Record excerpts:
------------------------------

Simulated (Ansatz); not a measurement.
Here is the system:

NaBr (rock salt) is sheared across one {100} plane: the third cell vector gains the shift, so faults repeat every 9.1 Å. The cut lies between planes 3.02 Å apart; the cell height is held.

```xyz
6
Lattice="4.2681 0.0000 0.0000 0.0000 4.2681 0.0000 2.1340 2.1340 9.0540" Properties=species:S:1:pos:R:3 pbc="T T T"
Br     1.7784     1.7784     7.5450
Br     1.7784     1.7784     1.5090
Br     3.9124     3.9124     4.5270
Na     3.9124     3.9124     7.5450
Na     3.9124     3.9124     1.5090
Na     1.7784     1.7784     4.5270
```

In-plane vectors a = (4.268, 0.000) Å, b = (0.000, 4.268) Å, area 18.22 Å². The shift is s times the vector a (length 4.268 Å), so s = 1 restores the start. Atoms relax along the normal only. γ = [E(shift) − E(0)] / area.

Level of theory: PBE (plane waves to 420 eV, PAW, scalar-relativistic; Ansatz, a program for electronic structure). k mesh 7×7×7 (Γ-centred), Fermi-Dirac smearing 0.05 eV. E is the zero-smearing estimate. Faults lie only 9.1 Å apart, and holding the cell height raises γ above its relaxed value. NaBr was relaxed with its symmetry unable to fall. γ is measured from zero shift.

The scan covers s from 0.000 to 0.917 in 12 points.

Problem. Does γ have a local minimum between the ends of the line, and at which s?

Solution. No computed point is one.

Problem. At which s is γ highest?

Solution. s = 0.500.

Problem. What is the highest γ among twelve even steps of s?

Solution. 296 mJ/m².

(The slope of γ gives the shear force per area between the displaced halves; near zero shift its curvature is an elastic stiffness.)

------------------------------

Work task: The lines above, starting at the one with "Solution. No computed point is one." and ending at the one with "Solution. 296 mJ/m².", are the only ones to return, exactly as written.

Answer box:
Solution. No computed point is one.

Problem. At which s is γ highest?

Solution. s = 0.500.

Problem. What is the highest γ among twelve even steps of s?

Solution. 296 mJ/m².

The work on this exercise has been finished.